◇ ◇ ◇ ◇

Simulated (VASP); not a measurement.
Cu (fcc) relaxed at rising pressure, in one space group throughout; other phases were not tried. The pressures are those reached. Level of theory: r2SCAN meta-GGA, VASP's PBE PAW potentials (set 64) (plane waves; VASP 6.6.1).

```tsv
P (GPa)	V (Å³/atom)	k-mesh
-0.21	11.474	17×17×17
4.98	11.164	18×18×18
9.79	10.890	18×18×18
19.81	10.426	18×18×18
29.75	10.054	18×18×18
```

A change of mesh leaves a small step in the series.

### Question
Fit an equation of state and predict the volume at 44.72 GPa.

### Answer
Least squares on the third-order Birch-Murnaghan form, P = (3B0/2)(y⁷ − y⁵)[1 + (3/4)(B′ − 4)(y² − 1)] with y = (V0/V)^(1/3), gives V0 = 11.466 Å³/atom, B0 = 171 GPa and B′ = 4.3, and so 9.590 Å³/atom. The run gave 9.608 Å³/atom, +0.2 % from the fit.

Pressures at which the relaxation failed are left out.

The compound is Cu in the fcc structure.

◇ ◇ ◇ ◇

## Required action
From the records above, transcribe without alteration every line from the one with "### Question" to the one with "Pressures at which", inclusive.

## Task solution
### Question
Fit an equation of state and predict the volume at 44.72 GPa.

### Answer
Least squares on the third-order Birch-Murnaghan form, P = (3B0/2)(y⁷ − y⁵)[1 + (3/4)(B′ − 4)(y² − 1)] with y = (V0/V)^(1/3), gives V0 = 11.466 Å³/atom, B0 = 171 GPa and B′ = 4.3, and so 9.590 Å³/atom. The run gave 9.608 Å³/atom, +0.2 % from the fit.

Pressures at which the relaxation failed are left out.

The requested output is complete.